WORK ORDER:
Up to and including the line with "The driver reads", restate the material below word for word, beginning with its first line.

ENTRIES PROVIDED below:

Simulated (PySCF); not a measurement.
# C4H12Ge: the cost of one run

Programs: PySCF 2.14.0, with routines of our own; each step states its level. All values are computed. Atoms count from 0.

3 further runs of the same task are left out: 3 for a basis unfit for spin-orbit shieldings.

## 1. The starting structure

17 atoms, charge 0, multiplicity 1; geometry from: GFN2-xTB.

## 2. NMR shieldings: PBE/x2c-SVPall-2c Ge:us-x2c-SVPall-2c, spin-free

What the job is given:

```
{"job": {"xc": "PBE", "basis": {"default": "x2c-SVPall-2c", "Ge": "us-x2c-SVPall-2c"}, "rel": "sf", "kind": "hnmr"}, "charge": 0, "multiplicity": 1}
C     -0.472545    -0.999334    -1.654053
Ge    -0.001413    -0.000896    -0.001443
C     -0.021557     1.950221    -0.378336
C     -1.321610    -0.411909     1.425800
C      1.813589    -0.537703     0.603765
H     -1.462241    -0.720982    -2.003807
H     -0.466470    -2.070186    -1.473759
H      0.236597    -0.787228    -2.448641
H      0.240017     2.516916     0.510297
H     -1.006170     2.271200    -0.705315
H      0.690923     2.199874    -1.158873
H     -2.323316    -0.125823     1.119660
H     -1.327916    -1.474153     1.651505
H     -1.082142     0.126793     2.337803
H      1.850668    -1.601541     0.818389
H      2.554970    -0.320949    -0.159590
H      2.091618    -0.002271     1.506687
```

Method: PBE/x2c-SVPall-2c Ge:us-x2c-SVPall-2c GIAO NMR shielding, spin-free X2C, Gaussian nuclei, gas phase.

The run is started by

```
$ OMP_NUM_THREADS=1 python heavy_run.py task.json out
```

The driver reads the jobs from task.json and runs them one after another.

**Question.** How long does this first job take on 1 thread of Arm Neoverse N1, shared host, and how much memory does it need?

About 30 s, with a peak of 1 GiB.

End of ENTRIES PROVIDED.

EXPECTED ANSWER:
Simulated (PySCF); not a measurement.
# C4H12Ge: the cost of one run

Programs: PySCF 2.14.0, with routines of our own; each step states its level. All values are computed. Atoms count from 0.

3 further runs of the same task are left out: 3 for a basis unfit for spin-orbit shieldings.

## 1. The starting structure

17 atoms, charge 0, multiplicity 1; geometry from: GFN2-xTB.

## 2. NMR shieldings: PBE/x2c-SVPall-2c Ge:us-x2c-SVPall-2c, spin-free

What the job is given:

```
{"job": {"xc": "PBE", "basis": {"default": "x2c-SVPall-2c", "Ge": "us-x2c-SVPall-2c"}, "rel": "sf", "kind": "hnmr"}, "charge": 0, "multiplicity": 1}
C     -0.472545    -0.999334    -1.654053
Ge    -0.001413    -0.000896    -0.001443
C     -0.021557     1.950221    -0.378336
C     -1.321610    -0.411909     1.425800
C      1.813589    -0.537703     0.603765
H     -1.462241    -0.720982    -2.003807
H     -0.466470    -2.070186    -1.473759
H      0.236597    -0.787228    -2.448641
H      0.240017     2.516916     0.510297
H     -1.006170     2.271200    -0.705315
H      0.690923     2.199874    -1.158873
H     -2.323316    -0.125823     1.119660
H     -1.327916    -1.474153     1.651505
H     -1.082142     0.126793     2.337803
H      1.850668    -1.601541     0.818389
H      2.554970    -0.320949    -0.159590
H      2.091618    -0.002271     1.506687
```

Method: PBE/x2c-SVPall-2c Ge:us-x2c-SVPall-2c GIAO NMR shielding, spin-free X2C, Gaussian nuclei, gas phase.

The run is started by

```
$ OMP_NUM_THREADS=1 python heavy_run.py task.json out
```

The driver reads the jobs from task.json and runs them one after another.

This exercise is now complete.